» WORK TASK: All entries below must be given again exactly as they stand.

» INFORMATION SUPPLIED:
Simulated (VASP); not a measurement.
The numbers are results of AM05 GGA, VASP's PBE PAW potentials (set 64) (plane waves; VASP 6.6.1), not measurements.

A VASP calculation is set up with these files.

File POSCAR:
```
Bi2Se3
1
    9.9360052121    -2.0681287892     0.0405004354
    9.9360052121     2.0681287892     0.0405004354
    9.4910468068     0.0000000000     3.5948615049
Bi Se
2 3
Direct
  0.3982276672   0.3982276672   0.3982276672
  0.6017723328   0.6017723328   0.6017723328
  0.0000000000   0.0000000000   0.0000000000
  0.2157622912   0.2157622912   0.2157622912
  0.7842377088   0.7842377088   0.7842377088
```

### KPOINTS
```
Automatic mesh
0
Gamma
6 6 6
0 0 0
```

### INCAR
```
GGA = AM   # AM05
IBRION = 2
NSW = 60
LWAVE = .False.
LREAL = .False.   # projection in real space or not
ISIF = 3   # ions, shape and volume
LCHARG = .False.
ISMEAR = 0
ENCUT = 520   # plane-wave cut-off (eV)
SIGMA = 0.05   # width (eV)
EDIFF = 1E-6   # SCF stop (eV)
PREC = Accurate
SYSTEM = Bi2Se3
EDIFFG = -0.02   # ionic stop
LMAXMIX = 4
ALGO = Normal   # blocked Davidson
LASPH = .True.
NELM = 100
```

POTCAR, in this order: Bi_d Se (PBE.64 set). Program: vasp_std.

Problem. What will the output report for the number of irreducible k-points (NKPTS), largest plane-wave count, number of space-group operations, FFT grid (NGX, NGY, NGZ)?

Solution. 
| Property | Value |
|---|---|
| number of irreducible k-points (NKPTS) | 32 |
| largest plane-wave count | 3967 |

» YOUR RESPONSE:
Simulated (VASP); not a measurement.
The numbers are results of AM05 GGA, VASP's PBE PAW potentials (set 64) (plane waves; VASP 6.6.1), not measurements.

A VASP calculation is set up with these files.

File POSCAR:
```
Bi2Se3
1
    9.9360052121    -2.0681287892     0.0405004354
    9.9360052121     2.0681287892     0.0405004354
    9.4910468068     0.0000000000     3.5948615049
Bi Se
2 3
Direct
  0.3982276672   0.3982276672   0.3982276672
  0.6017723328   0.6017723328   0.6017723328
  0.0000000000   0.0000000000   0.0000000000
  0.2157622912   0.2157622912   0.2157622912
  0.7842377088   0.7842377088   0.7842377088
```

### KPOINTS
```
Automatic mesh
0
Gamma
6 6 6
0 0 0
```

### INCAR
```
GGA = AM   # AM05
IBRION = 2
NSW = 60
LWAVE = .False.
LREAL = .False.   # projection in real space or not
ISIF = 3   # ions, shape and volume
LCHARG = .False.
ISMEAR = 0
ENCUT = 520   # plane-wave cut-off (eV)
SIGMA = 0.05   # width (eV)
EDIFF = 1E-6   # SCF stop (eV)
PREC = Accurate
SYSTEM = Bi2Se3
EDIFFG = -0.02   # ionic stop
LMAXMIX = 4
ALGO = Normal   # blocked Davidson
LASPH = .True.
NELM = 100
```

POTCAR, in this order: Bi_d Se (PBE.64 set). Program: vasp_std.

Problem. What will the output report for the number of irreducible k-points (NKPTS), largest plane-wave count, number of space-group operations, FFT grid (NGX, NGY, NGZ)?

Solution. 
| Property | Value |
|---|---|
| number of irreducible k-points (NKPTS) | 32 |
| largest plane-wave count | 3967 |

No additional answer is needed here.